Required action
Only the stretch of the listing below that runs from the line with "2613 | 1.4 |" through the line with "2620 | 1.5 |" is to be printed, exactly and with both ends.

━━ Entries supplied

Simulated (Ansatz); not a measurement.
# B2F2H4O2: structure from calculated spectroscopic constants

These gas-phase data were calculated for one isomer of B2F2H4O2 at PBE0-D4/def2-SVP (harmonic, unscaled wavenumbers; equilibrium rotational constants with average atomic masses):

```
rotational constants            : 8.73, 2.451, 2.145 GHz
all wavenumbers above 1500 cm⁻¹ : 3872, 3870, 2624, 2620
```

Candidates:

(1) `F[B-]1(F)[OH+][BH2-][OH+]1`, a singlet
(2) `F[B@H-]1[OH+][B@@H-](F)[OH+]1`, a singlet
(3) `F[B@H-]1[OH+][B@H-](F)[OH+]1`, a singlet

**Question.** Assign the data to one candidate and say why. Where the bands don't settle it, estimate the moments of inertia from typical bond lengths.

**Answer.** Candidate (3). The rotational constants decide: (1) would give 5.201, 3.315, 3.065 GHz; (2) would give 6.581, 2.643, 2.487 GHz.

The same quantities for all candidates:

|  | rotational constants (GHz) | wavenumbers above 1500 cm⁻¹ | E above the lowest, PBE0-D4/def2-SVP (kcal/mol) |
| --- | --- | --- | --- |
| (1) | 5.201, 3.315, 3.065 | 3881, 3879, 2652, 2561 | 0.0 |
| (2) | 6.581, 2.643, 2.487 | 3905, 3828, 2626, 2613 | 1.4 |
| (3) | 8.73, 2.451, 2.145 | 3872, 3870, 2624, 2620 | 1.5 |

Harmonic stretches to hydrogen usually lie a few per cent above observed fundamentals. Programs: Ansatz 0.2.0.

━━━━

Your response
| (2) | 6.581, 2.643, 2.487 | 3905, 3828, 2626, 2613 | 1.4 |
| (3) | 8.73, 2.451, 2.145 | 3872, 3870, 2624, 2620 | 1.5 |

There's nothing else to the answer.